════════════════════

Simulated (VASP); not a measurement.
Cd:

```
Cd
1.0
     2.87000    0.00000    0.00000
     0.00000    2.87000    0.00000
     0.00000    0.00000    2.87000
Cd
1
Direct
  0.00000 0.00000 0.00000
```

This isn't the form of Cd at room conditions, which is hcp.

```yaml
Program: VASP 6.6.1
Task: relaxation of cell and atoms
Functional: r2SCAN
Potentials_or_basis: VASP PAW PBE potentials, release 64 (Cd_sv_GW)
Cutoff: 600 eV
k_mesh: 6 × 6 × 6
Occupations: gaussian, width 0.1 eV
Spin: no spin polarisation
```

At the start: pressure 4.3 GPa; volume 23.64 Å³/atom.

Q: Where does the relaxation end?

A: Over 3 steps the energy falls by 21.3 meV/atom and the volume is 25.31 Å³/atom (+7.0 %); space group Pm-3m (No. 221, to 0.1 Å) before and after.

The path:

════════════════════

## Action item
What you return must be the lines above that run from the line with "At the start: pressure" to the line with "A: Over 3 steps", inclusive, each copied exactly.

## Your response
At the start: pressure 4.3 GPa; volume 23.64 Å³/atom.

Q: Where does the relaxation end?

A: Over 3 steps the energy falls by 21.3 meV/atom and the volume is 25.31 Å³/atom (+7.0 %); space group Pm-3m (No. 221, to 0.1 Å) before and after.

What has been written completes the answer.